BEGIN Data shown

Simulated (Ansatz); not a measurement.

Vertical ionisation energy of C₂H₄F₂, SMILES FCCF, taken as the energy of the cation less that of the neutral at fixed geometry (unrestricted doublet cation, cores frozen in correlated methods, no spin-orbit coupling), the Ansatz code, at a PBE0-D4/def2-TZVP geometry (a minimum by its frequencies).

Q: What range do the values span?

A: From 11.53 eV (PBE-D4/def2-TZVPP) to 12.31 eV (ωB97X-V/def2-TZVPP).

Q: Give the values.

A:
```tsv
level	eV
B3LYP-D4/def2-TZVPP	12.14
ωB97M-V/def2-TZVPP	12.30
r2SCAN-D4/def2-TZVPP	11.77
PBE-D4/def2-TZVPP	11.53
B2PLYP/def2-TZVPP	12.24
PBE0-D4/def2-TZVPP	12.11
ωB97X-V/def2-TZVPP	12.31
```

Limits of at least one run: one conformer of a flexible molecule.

END Data shown

== Task item ==
Give back the listing exactly, please, from its first line to the line containing "A: From 11.53", inclusive, and nothing past that line.

== Answer section ==
Simulated (Ansatz); not a measurement.

Vertical ionisation energy of C₂H₄F₂, SMILES FCCF, taken as the energy of the cation less that of the neutral at fixed geometry (unrestricted doublet cation, cores frozen in correlated methods, no spin-orbit coupling), the Ansatz code, at a PBE0-D4/def2-TZVP geometry (a minimum by its frequencies).

Q: What range do the values span?

A: From 11.53 eV (PBE-D4/def2-TZVPP) to 12.31 eV (ωB97X-V/def2-TZVPP).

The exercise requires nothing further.